> _DATA SECTION_
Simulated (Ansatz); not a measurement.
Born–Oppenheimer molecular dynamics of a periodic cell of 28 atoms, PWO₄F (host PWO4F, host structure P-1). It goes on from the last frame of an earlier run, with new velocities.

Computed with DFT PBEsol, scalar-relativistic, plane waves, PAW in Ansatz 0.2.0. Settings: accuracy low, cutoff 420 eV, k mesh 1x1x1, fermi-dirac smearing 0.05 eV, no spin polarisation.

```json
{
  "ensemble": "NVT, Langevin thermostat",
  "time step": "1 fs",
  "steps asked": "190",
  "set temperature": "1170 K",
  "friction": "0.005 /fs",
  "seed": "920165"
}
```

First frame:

> _EXERCISE_
Each of the records shown above needs to be repeated exactly.

> _TASK RESULT_
Simulated (Ansatz); not a measurement.
Born–Oppenheimer molecular dynamics of a periodic cell of 28 atoms, PWO₄F (host PWO4F, host structure P-1). It goes on from the last frame of an earlier run, with new velocities.

Computed with DFT PBEsol, scalar-relativistic, plane waves, PAW in Ansatz 0.2.0. Settings: accuracy low, cutoff 420 eV, k mesh 1x1x1, fermi-dirac smearing 0.05 eV, no spin polarisation.

```json
{
  "ensemble": "NVT, Langevin thermostat",
  "time step": "1 fs",
  "steps asked": "190",
  "set temperature": "1170 K",
  "friction": "0.005 /fs",
  "seed": "920165"
}
```

First frame:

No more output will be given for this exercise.